Only the lines below starting at the one containing "Sticks mark W–W" and ending at the one containing "The structure comes" belong in the answer, each copied exactly.

====== SUPPLIED RECORDS

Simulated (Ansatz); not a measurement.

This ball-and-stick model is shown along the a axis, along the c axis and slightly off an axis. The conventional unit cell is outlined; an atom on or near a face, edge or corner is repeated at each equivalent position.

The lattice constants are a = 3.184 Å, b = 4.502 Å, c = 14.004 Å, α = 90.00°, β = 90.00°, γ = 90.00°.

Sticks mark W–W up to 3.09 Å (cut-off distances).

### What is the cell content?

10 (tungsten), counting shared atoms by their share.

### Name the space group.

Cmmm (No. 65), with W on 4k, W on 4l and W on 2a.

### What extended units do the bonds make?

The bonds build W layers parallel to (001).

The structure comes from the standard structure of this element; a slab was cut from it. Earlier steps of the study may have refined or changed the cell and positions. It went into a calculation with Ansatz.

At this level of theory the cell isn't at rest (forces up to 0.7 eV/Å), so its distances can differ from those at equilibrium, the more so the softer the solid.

============

== TASK SOLUTION ==
Sticks mark W–W up to 3.09 Å (cut-off distances).

### What is the cell content?

10 (tungsten), counting shared atoms by their share.

### Name the space group.

Cmmm (No. 65), with W on 4k, W on 4l and W on 2a.

### What extended units do the bonds make?

The bonds build W layers parallel to (001).

The structure comes from the standard structure of this element; a slab was cut from it. Earlier steps of the study may have refined or changed the cell and positions. It went into a calculation with Ansatz.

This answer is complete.